### WORK TASK
Each line from the start of the data below through the one containing "Valence configurations of" must be reproduced exactly.

### LISTED ENTRIES
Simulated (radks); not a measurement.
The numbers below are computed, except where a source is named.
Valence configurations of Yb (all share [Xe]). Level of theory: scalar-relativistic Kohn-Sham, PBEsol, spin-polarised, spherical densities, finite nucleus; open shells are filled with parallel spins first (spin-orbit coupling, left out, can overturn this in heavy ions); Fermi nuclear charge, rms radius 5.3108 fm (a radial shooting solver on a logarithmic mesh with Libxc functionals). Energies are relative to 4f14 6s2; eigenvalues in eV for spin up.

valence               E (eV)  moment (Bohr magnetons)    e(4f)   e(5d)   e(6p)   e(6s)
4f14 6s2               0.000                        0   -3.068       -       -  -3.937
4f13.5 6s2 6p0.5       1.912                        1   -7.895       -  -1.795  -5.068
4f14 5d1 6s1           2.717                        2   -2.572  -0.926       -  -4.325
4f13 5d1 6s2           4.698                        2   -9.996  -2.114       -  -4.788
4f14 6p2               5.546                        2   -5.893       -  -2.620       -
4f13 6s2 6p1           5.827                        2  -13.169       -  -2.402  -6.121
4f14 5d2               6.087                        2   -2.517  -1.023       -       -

### YOUR RESPONSE
Simulated (radks); not a measurement.
The numbers below are computed, except where a source is named.
Valence configurations of Yb (all share [Xe]). Level of theory: scalar-relativistic Kohn-Sham, PBEsol, spin-polarised, spherical densities, finite nucleus; open shells are filled with parallel spins first (spin-orbit coupling, left out, can overturn this in heavy ions); Fermi nuclear charge, rms radius 5.3108 fm (a radial shooting solver on a logarithmic mesh with Libxc functionals). Energies are relative to 4f14 6s2; eigenvalues in eV for spin up.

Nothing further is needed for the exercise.